#### [RECORD EXCERPTS]
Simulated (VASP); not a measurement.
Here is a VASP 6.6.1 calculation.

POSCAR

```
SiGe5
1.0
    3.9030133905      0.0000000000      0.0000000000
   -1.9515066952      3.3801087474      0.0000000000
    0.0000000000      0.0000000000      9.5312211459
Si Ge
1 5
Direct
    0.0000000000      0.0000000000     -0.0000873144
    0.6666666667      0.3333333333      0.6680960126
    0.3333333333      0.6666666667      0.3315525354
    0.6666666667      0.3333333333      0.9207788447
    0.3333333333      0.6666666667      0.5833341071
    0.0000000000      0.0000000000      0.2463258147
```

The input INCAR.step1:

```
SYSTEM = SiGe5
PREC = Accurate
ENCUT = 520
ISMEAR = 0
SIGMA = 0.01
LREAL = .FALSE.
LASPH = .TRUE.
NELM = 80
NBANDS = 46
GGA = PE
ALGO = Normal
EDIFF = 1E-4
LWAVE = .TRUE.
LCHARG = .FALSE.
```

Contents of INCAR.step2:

#### [BRIEF]
Exact copies of all the entries above are to be printed.

#### [WRITTEN RESPONSE]
Simulated (VASP); not a measurement.
Here is a VASP 6.6.1 calculation.

POSCAR

```
SiGe5
1.0
    3.9030133905      0.0000000000      0.0000000000
   -1.9515066952      3.3801087474      0.0000000000
    0.0000000000      0.0000000000      9.5312211459
Si Ge
1 5
Direct
    0.0000000000      0.0000000000     -0.0000873144
    0.6666666667      0.3333333333      0.6680960126
    0.3333333333      0.6666666667      0.3315525354
    0.6666666667      0.3333333333      0.9207788447
    0.3333333333      0.6666666667      0.5833341071
    0.0000000000      0.0000000000      0.2463258147
```

The input INCAR.step1:

```
SYSTEM = SiGe5
PREC = Accurate
ENCUT = 520
ISMEAR = 0
SIGMA = 0.01
LREAL = .FALSE.
LASPH = .TRUE.
NELM = 80
NBANDS = 46
GGA = PE
ALGO = Normal
EDIFF = 1E-4
LWAVE = .TRUE.
LCHARG = .FALSE.
```

Contents of INCAR.step2:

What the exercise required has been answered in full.